Exactly as written, copy the lines that run from the start of the data below to the line containing "No azeotrope shows between x = 0.05 and 0.95.", both ends included.

━━━━

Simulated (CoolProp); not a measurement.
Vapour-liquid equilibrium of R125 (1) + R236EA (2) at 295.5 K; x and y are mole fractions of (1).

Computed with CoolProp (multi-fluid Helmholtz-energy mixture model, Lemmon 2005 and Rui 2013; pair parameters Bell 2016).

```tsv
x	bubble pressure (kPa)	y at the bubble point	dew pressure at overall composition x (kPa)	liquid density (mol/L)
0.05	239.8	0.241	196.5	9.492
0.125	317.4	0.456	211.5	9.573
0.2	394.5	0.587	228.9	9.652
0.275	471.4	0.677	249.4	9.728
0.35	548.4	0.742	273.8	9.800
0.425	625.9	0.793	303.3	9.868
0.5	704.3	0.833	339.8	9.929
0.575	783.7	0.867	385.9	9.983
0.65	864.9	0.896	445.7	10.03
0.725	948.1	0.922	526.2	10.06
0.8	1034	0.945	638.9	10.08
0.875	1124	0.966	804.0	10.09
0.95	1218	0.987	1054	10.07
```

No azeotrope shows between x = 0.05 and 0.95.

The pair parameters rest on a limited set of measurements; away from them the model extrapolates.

━━━━

▸ WRITTEN SOLUTION:
Simulated (CoolProp); not a measurement.
Vapour-liquid equilibrium of R125 (1) + R236EA (2) at 295.5 K; x and y are mole fractions of (1).

Computed with CoolProp (multi-fluid Helmholtz-energy mixture model, Lemmon 2005 and Rui 2013; pair parameters Bell 2016).

```tsv
x	bubble pressure (kPa)	y at the bubble point	dew pressure at overall composition x (kPa)	liquid density (mol/L)
0.05	239.8	0.241	196.5	9.492
0.125	317.4	0.456	211.5	9.573
0.2	394.5	0.587	228.9	9.652
0.275	471.4	0.677	249.4	9.728
0.35	548.4	0.742	273.8	9.800
0.425	625.9	0.793	303.3	9.868
0.5	704.3	0.833	339.8	9.929
0.575	783.7	0.867	385.9	9.983
0.65	864.9	0.896	445.7	10.03
0.725	948.1	0.922	526.2	10.06
0.8	1034	0.945	638.9	10.08
0.875	1124	0.966	804.0	10.09
0.95	1218	0.987	1054	10.07
```

No azeotrope shows between x = 0.05 and 0.95.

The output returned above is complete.